* [WORK ORDER] Please take the records that follow and repeat exactly the lines starting with the line with "41.493 | -1.17465 |" and going on through the line with "A cubic in V^(−2/3), the".

START GIVEN INFORMATION

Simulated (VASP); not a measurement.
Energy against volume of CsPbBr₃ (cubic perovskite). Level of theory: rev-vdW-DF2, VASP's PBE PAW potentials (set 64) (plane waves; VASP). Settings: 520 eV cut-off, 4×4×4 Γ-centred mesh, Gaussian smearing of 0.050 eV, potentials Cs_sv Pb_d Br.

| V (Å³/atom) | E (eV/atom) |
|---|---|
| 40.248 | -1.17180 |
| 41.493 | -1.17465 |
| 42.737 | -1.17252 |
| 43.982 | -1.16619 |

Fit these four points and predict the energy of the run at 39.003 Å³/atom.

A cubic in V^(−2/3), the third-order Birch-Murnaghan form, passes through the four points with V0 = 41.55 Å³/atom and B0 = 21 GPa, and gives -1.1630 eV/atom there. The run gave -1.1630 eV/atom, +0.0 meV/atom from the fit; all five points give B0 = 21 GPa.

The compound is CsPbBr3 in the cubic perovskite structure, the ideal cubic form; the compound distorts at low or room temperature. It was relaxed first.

END GIVEN INFORMATION

* [RESPONSE BOX]
| 41.493 | -1.17465 |
| 42.737 | -1.17252 |
| 43.982 | -1.16619 |

Fit these four points and predict the energy of the run at 39.003 Å³/atom.

A cubic in V^(−2/3), the third-order Birch-Murnaghan form, passes through the four points with V0 = 41.55 Å³/atom and B0 = 21 GPa, and gives -1.1630 eV/atom there. The run gave -1.1630 eV/atom, +0.0 meV/atom from the fit; all five points give B0 = 21 GPa.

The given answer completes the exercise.